• ASSIGNMENT: Every line from the start of the records below to the line containing "Caveat: the cell" should be retyped exactly, that line included, and no others.

______________________________

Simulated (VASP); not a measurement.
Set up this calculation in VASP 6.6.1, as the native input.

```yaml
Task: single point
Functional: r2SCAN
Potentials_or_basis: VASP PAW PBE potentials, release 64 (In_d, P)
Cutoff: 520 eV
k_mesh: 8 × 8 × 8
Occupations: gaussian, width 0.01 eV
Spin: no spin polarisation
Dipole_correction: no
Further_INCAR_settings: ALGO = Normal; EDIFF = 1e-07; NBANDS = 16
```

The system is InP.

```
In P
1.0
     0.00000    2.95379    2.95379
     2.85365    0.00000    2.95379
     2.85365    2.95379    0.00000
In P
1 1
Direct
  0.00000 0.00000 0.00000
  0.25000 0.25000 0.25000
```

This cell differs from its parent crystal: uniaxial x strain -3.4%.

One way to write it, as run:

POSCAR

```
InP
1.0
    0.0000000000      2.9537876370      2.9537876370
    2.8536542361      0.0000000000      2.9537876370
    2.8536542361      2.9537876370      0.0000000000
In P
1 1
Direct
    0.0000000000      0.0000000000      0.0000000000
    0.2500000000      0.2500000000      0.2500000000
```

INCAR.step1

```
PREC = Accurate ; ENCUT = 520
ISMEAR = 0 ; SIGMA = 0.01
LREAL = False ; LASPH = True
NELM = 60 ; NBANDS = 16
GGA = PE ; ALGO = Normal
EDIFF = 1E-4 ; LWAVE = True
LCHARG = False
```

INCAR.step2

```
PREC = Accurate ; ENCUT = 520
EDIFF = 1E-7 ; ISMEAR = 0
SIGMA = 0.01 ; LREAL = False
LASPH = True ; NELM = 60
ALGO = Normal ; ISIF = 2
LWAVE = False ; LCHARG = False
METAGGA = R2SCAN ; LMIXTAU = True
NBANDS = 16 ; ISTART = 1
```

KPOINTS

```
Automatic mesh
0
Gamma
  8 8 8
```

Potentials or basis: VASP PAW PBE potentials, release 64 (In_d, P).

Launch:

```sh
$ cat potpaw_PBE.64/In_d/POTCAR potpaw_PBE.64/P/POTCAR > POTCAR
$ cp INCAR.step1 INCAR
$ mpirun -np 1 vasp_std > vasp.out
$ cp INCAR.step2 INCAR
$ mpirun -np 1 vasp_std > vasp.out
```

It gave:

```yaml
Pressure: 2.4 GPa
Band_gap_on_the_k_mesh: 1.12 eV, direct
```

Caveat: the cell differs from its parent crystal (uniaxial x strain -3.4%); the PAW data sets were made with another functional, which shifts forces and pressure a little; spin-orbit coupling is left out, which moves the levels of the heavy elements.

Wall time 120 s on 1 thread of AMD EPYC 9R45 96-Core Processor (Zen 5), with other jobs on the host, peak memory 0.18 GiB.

______________________________

• WORKED SOLUTION:
Simulated (VASP); not a measurement.
Set up this calculation in VASP 6.6.1, as the native input.

```yaml
Task: single point
Functional: r2SCAN
Potentials_or_basis: VASP PAW PBE potentials, release 64 (In_d, P)
Cutoff: 520 eV
k_mesh: 8 × 8 × 8
Occupations: gaussian, width 0.01 eV
Spin: no spin polarisation
Dipole_correction: no
Further_INCAR_settings: ALGO = Normal; EDIFF = 1e-07; NBANDS = 16
```

The system is InP.

```
In P
1.0
     0.00000    2.95379    2.95379
     2.85365    0.00000    2.95379
     2.85365    2.95379    0.00000
In P
1 1
Direct
  0.00000 0.00000 0.00000
  0.25000 0.25000 0.25000
```

This cell differs from its parent crystal: uniaxial x strain -3.4%.

One way to write it, as run:

POSCAR

```
InP
1.0
    0.0000000000      2.9537876370      2.9537876370
    2.8536542361      0.0000000000      2.9537876370
    2.8536542361      2.9537876370      0.0000000000
In P
1 1
Direct
    0.0000000000      0.0000000000      0.0000000000
    0.2500000000      0.2500000000      0.2500000000
```

INCAR.step1

```
PREC = Accurate ; ENCUT = 520
ISMEAR = 0 ; SIGMA = 0.01
LREAL = False ; LASPH = True
NELM = 60 ; NBANDS = 16
GGA = PE ; ALGO = Normal
EDIFF = 1E-4 ; LWAVE = True
LCHARG = False
```

INCAR.step2

```
PREC = Accurate ; ENCUT = 520
EDIFF = 1E-7 ; ISMEAR = 0
SIGMA = 0.01 ; LREAL = False
LASPH = True ; NELM = 60
ALGO = Normal ; ISIF = 2
LWAVE = False ; LCHARG = False
METAGGA = R2SCAN ; LMIXTAU = True
NBANDS = 16 ; ISTART = 1
```

KPOINTS

```
Automatic mesh
0
Gamma
  8 8 8
```

Potentials or basis: VASP PAW PBE potentials, release 64 (In_d, P).

Launch:

```sh
$ cat potpaw_PBE.64/In_d/POTCAR potpaw_PBE.64/P/POTCAR > POTCAR
$ cp INCAR.step1 INCAR
$ mpirun -np 1 vasp_std > vasp.out
$ cp INCAR.step2 INCAR
$ mpirun -np 1 vasp_std > vasp.out
```

It gave:

```yaml
Pressure: 2.4 GPa
Band_gap_on_the_k_mesh: 1.12 eV, direct
```

Caveat: the cell differs from its parent crystal (uniaxial x strain -3.4%); the PAW data sets were made with another functional, which shifts forces and pressure a little; spin-orbit coupling is left out, which moves the levels of the heavy elements.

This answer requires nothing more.